| REQUIRED ACTION |
Each line in the records below, from the one that contains "28.1 | 28.1 |" to the one that contains "The structure used: k", should be reproduced exactly, the first and last included.

| RECORDED INFORMATION |
────────────────

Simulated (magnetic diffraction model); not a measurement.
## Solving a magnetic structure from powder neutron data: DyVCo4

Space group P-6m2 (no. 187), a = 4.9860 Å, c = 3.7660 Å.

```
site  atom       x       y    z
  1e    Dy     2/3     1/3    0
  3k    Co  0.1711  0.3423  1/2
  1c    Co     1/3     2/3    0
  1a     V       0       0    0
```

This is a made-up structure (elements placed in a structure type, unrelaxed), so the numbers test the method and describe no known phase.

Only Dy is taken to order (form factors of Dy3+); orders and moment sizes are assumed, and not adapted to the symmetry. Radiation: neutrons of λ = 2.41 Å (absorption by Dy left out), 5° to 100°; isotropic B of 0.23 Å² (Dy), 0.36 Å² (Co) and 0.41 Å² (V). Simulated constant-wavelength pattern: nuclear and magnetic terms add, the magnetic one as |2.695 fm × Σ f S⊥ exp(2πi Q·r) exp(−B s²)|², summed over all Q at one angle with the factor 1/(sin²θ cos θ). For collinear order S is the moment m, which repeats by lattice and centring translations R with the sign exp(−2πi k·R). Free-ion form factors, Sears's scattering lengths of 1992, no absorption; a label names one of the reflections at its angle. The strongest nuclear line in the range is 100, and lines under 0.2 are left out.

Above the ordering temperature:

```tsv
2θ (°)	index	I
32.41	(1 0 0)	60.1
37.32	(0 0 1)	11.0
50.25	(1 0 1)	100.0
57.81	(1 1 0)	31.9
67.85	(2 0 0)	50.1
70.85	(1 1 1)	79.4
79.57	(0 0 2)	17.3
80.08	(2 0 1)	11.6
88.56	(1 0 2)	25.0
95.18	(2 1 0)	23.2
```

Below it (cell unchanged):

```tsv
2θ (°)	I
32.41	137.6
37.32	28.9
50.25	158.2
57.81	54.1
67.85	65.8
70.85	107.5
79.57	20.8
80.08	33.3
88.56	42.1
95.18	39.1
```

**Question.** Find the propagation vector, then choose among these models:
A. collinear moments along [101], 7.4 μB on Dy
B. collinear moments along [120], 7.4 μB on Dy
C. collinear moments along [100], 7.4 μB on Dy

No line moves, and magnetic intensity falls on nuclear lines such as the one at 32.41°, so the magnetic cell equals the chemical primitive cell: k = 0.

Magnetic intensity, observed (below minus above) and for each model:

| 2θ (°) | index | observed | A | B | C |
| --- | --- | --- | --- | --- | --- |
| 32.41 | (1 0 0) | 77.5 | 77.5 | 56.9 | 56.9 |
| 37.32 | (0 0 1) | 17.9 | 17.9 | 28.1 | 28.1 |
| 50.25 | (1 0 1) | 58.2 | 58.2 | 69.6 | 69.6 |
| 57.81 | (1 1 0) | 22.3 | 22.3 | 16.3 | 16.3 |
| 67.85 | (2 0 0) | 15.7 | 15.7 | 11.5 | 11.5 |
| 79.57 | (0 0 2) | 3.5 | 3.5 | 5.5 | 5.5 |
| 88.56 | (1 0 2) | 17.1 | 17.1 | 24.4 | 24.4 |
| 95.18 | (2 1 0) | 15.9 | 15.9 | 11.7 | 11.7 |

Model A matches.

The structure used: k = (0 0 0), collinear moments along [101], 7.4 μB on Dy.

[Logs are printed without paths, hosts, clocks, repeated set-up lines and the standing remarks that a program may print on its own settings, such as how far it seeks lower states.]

────────────────

| EXERCISE RESULT |
| 37.32 | (0 0 1) | 17.9 | 17.9 | 28.1 | 28.1 |
| 50.25 | (1 0 1) | 58.2 | 58.2 | 69.6 | 69.6 |
| 57.81 | (1 1 0) | 22.3 | 22.3 | 16.3 | 16.3 |
| 67.85 | (2 0 0) | 15.7 | 15.7 | 11.5 | 11.5 |
| 79.57 | (0 0 2) | 3.5 | 3.5 | 5.5 | 5.5 |
| 88.56 | (1 0 2) | 17.1 | 17.1 | 24.4 | 24.4 |
| 95.18 | (2 1 0) | 15.9 | 15.9 | 11.7 | 11.7 |

Model A matches.

The structure used: k = (0 0 0), collinear moments along [101], 7.4 μB on Dy.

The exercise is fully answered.